Each entry is to be retyped exactly as it stands.

□ □ □ □
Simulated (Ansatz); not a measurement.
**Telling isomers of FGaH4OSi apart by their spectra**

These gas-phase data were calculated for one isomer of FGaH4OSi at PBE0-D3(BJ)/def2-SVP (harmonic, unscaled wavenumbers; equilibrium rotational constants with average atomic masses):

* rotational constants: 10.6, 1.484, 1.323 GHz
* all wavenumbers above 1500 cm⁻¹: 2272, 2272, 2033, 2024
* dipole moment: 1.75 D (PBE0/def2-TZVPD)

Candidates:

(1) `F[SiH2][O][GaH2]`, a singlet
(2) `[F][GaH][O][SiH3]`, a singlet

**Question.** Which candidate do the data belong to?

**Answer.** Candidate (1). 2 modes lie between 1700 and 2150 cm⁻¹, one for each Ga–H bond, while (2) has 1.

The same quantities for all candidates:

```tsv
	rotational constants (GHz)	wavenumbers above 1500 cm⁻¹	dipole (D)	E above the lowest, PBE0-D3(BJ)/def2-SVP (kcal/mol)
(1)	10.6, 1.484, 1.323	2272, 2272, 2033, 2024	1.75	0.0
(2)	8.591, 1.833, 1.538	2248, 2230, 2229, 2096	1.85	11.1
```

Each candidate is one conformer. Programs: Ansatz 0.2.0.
□ □ □ □

*EXERCISE OUTPUT:*
Simulated (Ansatz); not a measurement.
**Telling isomers of FGaH4OSi apart by their spectra**

These gas-phase data were calculated for one isomer of FGaH4OSi at PBE0-D3(BJ)/def2-SVP (harmonic, unscaled wavenumbers; equilibrium rotational constants with average atomic masses):

* rotational constants: 10.6, 1.484, 1.323 GHz
* all wavenumbers above 1500 cm⁻¹: 2272, 2272, 2033, 2024
* dipole moment: 1.75 D (PBE0/def2-TZVPD)

Candidates:

(1) `F[SiH2][O][GaH2]`, a singlet
(2) `[F][GaH][O][SiH3]`, a singlet

**Question.** Which candidate do the data belong to?

**Answer.** Candidate (1). 2 modes lie between 1700 and 2150 cm⁻¹, one for each Ga–H bond, while (2) has 1.

The same quantities for all candidates:

```tsv
	rotational constants (GHz)	wavenumbers above 1500 cm⁻¹	dipole (D)	E above the lowest, PBE0-D3(BJ)/def2-SVP (kcal/mol)
(1)	10.6, 1.484, 1.323	2272, 2272, 2033, 2024	1.75	0.0
(2)	8.591, 1.833, 1.538	2248, 2230, 2229, 2096	1.85	11.1
```

Each candidate is one conformer. Programs: Ansatz 0.2.0.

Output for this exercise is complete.